BRIEF.
Could the entries below be retyped exactly and in full?

*** DATA ***
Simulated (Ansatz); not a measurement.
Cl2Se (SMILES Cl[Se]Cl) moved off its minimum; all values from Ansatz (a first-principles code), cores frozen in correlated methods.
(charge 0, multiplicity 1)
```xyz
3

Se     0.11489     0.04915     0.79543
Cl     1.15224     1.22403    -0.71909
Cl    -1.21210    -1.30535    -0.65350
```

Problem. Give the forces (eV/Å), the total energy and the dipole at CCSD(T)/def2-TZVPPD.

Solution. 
*** End of DATA ***

WRITTEN RESPONSE.
Simulated (Ansatz); not a measurement.
Cl2Se (SMILES Cl[Se]Cl) moved off its minimum; all values from Ansatz (a first-principles code), cores frozen in correlated methods.
(charge 0, multiplicity 1)
```xyz
3

Se     0.11489     0.04915     0.79543
Cl     1.15224     1.22403    -0.71909
Cl    -1.21210    -1.30535    -0.65350
```

Problem. Give the forces (eV/Å), the total energy and the dipole at CCSD(T)/def2-TZVPPD.

Solution. 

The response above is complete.